- **Assigned task**
Every entry must be reproduced word for word.

··· Source material ···
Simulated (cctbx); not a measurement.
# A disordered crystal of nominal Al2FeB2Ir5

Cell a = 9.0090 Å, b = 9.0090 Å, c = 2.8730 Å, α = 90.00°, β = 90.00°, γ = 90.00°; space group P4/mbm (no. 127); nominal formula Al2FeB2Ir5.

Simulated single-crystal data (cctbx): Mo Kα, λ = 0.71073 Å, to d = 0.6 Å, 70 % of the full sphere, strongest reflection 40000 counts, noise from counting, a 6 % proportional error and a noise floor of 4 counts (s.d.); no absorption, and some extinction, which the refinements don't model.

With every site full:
···

- **Reply**
Simulated (cctbx); not a measurement.
# A disordered crystal of nominal Al2FeB2Ir5

Cell a = 9.0090 Å, b = 9.0090 Å, c = 2.8730 Å, α = 90.00°, β = 90.00°, γ = 90.00°; space group P4/mbm (no. 127); nominal formula Al2FeB2Ir5.

Simulated single-crystal data (cctbx): Mo Kα, λ = 0.71073 Å, to d = 0.6 Å, 70 % of the full sphere, strongest reflection 40000 counts, noise from counting, a 6 % proportional error and a noise floor of 4 counts (s.d.); no absorption, and some extinction, which the refinements don't model.

With every site full:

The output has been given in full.